▬▬▬▬▬▬

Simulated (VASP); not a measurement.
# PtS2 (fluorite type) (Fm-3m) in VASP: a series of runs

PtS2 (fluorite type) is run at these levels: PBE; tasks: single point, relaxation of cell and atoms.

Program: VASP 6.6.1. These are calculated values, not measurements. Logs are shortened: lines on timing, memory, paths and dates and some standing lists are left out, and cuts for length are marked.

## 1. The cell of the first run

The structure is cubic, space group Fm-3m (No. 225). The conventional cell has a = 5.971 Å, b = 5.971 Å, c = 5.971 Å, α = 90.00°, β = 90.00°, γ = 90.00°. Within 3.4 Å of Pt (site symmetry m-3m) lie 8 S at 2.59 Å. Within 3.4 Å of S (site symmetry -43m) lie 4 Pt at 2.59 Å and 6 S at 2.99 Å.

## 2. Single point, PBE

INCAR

▬▬▬▬▬▬

Retype exactly, and only, the lines above from the one where "## 1. The cell of the first run" occurs up to and including the one where "## 2. Single point, PBE" occurs.

## 1. The cell of the first run

The structure is cubic, space group Fm-3m (No. 225). The conventional cell has a = 5.971 Å, b = 5.971 Å, c = 5.971 Å, α = 90.00°, β = 90.00°, γ = 90.00°. Within 3.4 Å of Pt (site symmetry m-3m) lie 8 S at 2.59 Å. Within 3.4 Å of S (site symmetry -43m) lie 4 Pt at 2.59 Å and 6 S at 2.99 Å.

## 2. Single point, PBE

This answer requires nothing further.